--- START ---
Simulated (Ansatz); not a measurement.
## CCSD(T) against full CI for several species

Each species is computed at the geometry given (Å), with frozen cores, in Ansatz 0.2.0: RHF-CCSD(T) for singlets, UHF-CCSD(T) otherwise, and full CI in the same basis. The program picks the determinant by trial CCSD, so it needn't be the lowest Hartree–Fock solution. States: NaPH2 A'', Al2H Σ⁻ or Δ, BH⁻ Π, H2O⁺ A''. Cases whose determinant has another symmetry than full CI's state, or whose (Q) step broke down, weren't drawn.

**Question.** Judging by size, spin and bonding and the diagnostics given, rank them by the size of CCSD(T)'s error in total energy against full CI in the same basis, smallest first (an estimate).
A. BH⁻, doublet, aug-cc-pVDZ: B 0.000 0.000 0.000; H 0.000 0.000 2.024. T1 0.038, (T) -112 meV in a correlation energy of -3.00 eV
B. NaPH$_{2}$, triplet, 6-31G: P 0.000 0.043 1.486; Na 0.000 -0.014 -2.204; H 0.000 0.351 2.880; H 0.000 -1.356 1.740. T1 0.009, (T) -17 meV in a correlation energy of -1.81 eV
--- END ---

Assigned task:
Each line of the listing should be copied exactly.

Expected answer:
Simulated (Ansatz); not a measurement.
## CCSD(T) against full CI for several species

Each species is computed at the geometry given (Å), with frozen cores, in Ansatz 0.2.0: RHF-CCSD(T) for singlets, UHF-CCSD(T) otherwise, and full CI in the same basis. The program picks the determinant by trial CCSD, so it needn't be the lowest Hartree–Fock solution. States: NaPH2 A'', Al2H Σ⁻ or Δ, BH⁻ Π, H2O⁺ A''. Cases whose determinant has another symmetry than full CI's state, or whose (Q) step broke down, weren't drawn.

**Question.** Judging by size, spin and bonding and the diagnostics given, rank them by the size of CCSD(T)'s error in total energy against full CI in the same basis, smallest first (an estimate).
A. BH⁻, doublet, aug-cc-pVDZ: B 0.000 0.000 0.000; H 0.000 0.000 2.024. T1 0.038, (T) -112 meV in a correlation energy of -3.00 eV
B. NaPH$_{2}$, triplet, 6-31G: P 0.000 0.043 1.486; Na 0.000 -0.014 -2.204; H 0.000 0.351 2.880; H 0.000 -1.356 1.740. T1 0.009, (T) -17 meV in a correlation energy of -1.81 eV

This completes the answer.